▶ Supplied information:
§

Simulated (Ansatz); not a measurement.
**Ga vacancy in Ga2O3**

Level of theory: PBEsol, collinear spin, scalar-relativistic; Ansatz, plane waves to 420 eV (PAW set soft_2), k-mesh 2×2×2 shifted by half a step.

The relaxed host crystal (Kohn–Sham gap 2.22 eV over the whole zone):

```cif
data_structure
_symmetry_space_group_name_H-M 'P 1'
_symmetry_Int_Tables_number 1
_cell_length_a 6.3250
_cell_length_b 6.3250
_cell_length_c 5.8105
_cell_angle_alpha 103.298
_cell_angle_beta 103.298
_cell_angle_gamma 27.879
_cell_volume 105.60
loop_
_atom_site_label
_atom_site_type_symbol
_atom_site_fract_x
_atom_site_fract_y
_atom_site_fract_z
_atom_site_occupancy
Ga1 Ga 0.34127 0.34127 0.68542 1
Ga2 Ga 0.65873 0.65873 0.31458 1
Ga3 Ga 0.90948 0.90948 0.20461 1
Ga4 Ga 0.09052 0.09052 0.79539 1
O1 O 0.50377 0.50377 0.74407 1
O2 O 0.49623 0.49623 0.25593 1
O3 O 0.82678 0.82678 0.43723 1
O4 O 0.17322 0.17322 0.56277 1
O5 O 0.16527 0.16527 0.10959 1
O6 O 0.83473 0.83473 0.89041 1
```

§

▶ Exercise:
Exactly the lines from the start of the entries through the one bearing "Level of theory: PBEsol, collinear" are to be output, with both ends included.

▶ Result:
Simulated (Ansatz); not a measurement.
**Ga vacancy in Ga2O3**

Level of theory: PBEsol, collinear spin, scalar-relativistic; Ansatz, plane waves to 420 eV (PAW set soft_2), k-mesh 2×2×2 shifted by half a step.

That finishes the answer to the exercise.